[DATASET ENTRIES Boundary: Start]

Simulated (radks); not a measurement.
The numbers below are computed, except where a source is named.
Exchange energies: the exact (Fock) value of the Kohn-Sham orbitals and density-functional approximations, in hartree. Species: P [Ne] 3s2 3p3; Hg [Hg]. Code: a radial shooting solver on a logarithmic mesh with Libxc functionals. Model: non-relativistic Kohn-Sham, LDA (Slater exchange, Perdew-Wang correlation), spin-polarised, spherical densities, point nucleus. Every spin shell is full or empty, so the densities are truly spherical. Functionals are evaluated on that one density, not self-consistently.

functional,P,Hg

[DATASET ENTRIES Boundary: End]

#### [ACTIVITY]
Could you return all of the data exactly as written?

#### [TASK SOLUTION]
Simulated (radks); not a measurement.
The numbers below are computed, except where a source is named.
Exchange energies: the exact (Fock) value of the Kohn-Sham orbitals and density-functional approximations, in hartree. Species: P [Ne] 3s2 3p3; Hg [Hg]. Code: a radial shooting solver on a logarithmic mesh with Libxc functionals. Model: non-relativistic Kohn-Sham, LDA (Slater exchange, Perdew-Wang correlation), spin-polarised, spherical densities, point nucleus. Every spin shell is full or empty, so the densities are truly spherical. Functionals are evaluated on that one density, not self-consistently.

functional,P,Hg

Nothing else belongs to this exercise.